Give back the material that follows, identical in every line.

### DATASET
== Segment start ==

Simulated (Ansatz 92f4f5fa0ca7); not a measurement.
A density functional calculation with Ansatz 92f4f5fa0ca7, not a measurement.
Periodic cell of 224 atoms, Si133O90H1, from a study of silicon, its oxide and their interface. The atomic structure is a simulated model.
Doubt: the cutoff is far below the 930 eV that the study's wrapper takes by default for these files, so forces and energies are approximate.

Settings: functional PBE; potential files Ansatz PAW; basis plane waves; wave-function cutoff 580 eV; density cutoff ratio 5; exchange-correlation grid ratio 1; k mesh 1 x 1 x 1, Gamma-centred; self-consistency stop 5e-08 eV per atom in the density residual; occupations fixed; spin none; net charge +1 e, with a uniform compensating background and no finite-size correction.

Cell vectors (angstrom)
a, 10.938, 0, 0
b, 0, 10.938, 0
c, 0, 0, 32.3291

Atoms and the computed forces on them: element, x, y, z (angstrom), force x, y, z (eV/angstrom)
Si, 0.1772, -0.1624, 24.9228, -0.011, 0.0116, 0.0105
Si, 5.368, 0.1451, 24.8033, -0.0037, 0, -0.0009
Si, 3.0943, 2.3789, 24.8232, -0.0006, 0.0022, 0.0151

== Segment end ==

### TASK RESPONSE
Simulated (Ansatz 92f4f5fa0ca7); not a measurement.
A density functional calculation with Ansatz 92f4f5fa0ca7, not a measurement.
Periodic cell of 224 atoms, Si133O90H1, from a study of silicon, its oxide and their interface. The atomic structure is a simulated model.
Doubt: the cutoff is far below the 930 eV that the study's wrapper takes by default for these files, so forces and energies are approximate.

Settings: functional PBE; potential files Ansatz PAW; basis plane waves; wave-function cutoff 580 eV; density cutoff ratio 5; exchange-correlation grid ratio 1; k mesh 1 x 1 x 1, Gamma-centred; self-consistency stop 5e-08 eV per atom in the density residual; occupations fixed; spin none; net charge +1 e, with a uniform compensating background and no finite-size correction.

Cell vectors (angstrom)
a, 10.938, 0, 0
b, 0, 10.938, 0
c, 0, 0, 32.3291

Atoms and the computed forces on them: element, x, y, z (angstrom), force x, y, z (eV/angstrom)
Si, 0.1772, -0.1624, 24.9228, -0.011, 0.0116, 0.0105
Si, 5.368, 0.1451, 24.8033, -0.0037, 0, -0.0009
Si, 3.0943, 2.3789, 24.8232, -0.0006, 0.0022, 0.0151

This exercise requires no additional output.